**Work instruction:**
Starting at the first line of the records below, transcribe each line exactly, ending with the line that contains "8 | default |".

**Material provided:**
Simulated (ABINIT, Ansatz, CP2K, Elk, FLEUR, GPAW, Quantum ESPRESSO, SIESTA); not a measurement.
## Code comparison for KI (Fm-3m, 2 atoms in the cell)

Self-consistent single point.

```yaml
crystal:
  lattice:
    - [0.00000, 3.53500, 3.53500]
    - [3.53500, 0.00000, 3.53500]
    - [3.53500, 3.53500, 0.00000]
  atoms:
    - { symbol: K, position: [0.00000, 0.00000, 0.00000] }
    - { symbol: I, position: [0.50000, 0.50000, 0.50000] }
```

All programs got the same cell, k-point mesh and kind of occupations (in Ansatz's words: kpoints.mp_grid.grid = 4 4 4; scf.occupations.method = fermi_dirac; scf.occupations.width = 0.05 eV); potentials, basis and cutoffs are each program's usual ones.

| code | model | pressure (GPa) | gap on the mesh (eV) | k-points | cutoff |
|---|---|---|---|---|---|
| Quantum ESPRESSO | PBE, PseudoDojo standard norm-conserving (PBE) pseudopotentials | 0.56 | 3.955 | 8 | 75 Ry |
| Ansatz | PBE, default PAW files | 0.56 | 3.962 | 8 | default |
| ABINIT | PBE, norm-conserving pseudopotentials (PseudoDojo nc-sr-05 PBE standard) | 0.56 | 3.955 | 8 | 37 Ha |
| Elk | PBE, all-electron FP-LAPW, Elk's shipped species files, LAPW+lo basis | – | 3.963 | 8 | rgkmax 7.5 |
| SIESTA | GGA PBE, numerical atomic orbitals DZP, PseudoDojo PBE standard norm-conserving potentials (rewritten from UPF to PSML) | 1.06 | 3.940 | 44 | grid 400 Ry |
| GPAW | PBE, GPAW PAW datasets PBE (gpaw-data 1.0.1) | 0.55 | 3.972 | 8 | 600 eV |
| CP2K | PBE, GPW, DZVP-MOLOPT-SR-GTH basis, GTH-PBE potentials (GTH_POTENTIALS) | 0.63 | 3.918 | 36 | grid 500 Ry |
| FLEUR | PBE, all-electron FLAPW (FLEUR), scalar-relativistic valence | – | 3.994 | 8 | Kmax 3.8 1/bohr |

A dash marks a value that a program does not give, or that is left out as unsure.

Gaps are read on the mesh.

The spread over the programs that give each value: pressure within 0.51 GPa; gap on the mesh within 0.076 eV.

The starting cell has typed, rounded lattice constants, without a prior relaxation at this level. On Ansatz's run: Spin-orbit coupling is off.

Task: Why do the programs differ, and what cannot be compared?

**Reply:**
Simulated (ABINIT, Ansatz, CP2K, Elk, FLEUR, GPAW, Quantum ESPRESSO, SIESTA); not a measurement.
## Code comparison for KI (Fm-3m, 2 atoms in the cell)

Self-consistent single point.

```yaml
crystal:
  lattice:
    - [0.00000, 3.53500, 3.53500]
    - [3.53500, 0.00000, 3.53500]
    - [3.53500, 3.53500, 0.00000]
  atoms:
    - { symbol: K, position: [0.00000, 0.00000, 0.00000] }
    - { symbol: I, position: [0.50000, 0.50000, 0.50000] }
```

All programs got the same cell, k-point mesh and kind of occupations (in Ansatz's words: kpoints.mp_grid.grid = 4 4 4; scf.occupations.method = fermi_dirac; scf.occupations.width = 0.05 eV); potentials, basis and cutoffs are each program's usual ones.

| code | model | pressure (GPa) | gap on the mesh (eV) | k-points | cutoff |
|---|---|---|---|---|---|
| Quantum ESPRESSO | PBE, PseudoDojo standard norm-conserving (PBE) pseudopotentials | 0.56 | 3.955 | 8 | 75 Ry |
| Ansatz | PBE, default PAW files | 0.56 | 3.962 | 8 | default |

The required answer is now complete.